■ ■ ■

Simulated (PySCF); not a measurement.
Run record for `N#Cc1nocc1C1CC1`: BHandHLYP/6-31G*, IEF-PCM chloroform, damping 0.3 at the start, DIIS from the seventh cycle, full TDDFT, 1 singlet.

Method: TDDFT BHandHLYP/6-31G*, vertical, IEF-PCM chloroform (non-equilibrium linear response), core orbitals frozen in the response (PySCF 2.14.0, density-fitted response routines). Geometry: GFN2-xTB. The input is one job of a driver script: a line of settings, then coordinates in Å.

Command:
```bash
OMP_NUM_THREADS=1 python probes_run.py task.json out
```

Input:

■ ■ ■

Set out every record in full, exactly as given.

## Task output
Simulated (PySCF); not a measurement.
Run record for `N#Cc1nocc1C1CC1`: BHandHLYP/6-31G*, IEF-PCM chloroform, damping 0.3 at the start, DIIS from the seventh cycle, full TDDFT, 1 singlet.

Method: TDDFT BHandHLYP/6-31G*, vertical, IEF-PCM chloroform (non-equilibrium linear response), core orbitals frozen in the response (PySCF 2.14.0, density-fitted response routines). Geometry: GFN2-xTB. The input is one job of a driver script: a line of settings, then coordinates in Å.

Command:
```bash
OMP_NUM_THREADS=1 python probes_run.py task.json out
```

Input:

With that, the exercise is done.